◆ Action item:
Output, please, exactly those lines of the listing that come before the line with "Vapour-liquid equilibrium of", along with that line itself.

◆ Recorded information:
%%
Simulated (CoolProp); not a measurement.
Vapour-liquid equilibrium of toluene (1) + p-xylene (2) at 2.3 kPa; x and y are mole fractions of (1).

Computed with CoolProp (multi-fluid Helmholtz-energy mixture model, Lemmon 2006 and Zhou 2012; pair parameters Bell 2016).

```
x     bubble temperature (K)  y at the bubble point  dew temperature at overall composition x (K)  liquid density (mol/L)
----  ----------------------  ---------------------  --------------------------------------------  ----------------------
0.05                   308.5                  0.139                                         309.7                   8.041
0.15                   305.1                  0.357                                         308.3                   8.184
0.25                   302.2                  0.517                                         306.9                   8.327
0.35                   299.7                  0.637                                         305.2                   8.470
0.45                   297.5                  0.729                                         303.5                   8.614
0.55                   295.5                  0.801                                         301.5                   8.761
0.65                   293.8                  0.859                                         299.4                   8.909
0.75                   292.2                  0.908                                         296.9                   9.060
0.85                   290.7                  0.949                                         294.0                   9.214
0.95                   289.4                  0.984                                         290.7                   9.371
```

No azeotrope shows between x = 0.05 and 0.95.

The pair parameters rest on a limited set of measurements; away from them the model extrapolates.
%%

◆ Written answer:
Simulated (CoolProp); not a measurement.
Vapour-liquid equilibrium of toluene (1) + p-xylene (2) at 2.3 kPa; x and y are mole fractions of (1).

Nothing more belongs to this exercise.